**Work item**
Take the data from its first line. Print each line exactly until the line containing "1. 165 nm (f" has been printed too.

**Data excerpts**
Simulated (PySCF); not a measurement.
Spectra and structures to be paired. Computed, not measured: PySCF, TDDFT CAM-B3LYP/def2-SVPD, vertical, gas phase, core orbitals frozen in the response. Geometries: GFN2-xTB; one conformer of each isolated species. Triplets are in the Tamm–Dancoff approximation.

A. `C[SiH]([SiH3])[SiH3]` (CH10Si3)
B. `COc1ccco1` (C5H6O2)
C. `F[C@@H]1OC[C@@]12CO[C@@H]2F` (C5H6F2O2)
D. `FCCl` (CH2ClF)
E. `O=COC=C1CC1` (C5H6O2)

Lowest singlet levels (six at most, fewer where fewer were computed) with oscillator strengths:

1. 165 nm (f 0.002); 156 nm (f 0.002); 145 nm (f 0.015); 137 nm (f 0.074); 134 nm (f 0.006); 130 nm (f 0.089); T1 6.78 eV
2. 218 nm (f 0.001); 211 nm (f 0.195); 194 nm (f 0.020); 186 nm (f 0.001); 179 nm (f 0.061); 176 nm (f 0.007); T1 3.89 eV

**Exercise solution**
Simulated (PySCF); not a measurement.
Spectra and structures to be paired. Computed, not measured: PySCF, TDDFT CAM-B3LYP/def2-SVPD, vertical, gas phase, core orbitals frozen in the response. Geometries: GFN2-xTB; one conformer of each isolated species. Triplets are in the Tamm–Dancoff approximation.

A. `C[SiH]([SiH3])[SiH3]` (CH10Si3)
B. `COc1ccco1` (C5H6O2)
C. `F[C@@H]1OC[C@@]12CO[C@@H]2F` (C5H6F2O2)
D. `FCCl` (CH2ClF)
E. `O=COC=C1CC1` (C5H6O2)

Lowest singlet levels (six at most, fewer where fewer were computed) with oscillator strengths:

1. 165 nm (f 0.002); 156 nm (f 0.002); 145 nm (f 0.015); 137 nm (f 0.074); 134 nm (f 0.006); 130 nm (f 0.089); T1 6.78 eV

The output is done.